WORK TASK: Your output must match the records below character for character.

ENTRIES SUPPLIED section start

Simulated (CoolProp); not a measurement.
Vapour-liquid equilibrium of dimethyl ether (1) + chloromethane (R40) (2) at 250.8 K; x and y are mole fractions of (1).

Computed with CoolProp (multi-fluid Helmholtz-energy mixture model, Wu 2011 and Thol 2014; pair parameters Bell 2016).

ENTRIES SUPPLIED section end

YOUR RESPONSE:
Simulated (CoolProp); not a measurement.
Vapour-liquid equilibrium of dimethyl ether (1) + chloromethane (R40) (2) at 250.8 K; x and y are mole fractions of (1).

Computed with CoolProp (multi-fluid Helmholtz-energy mixture model, Wu 2011 and Thol 2014; pair parameters Bell 2016).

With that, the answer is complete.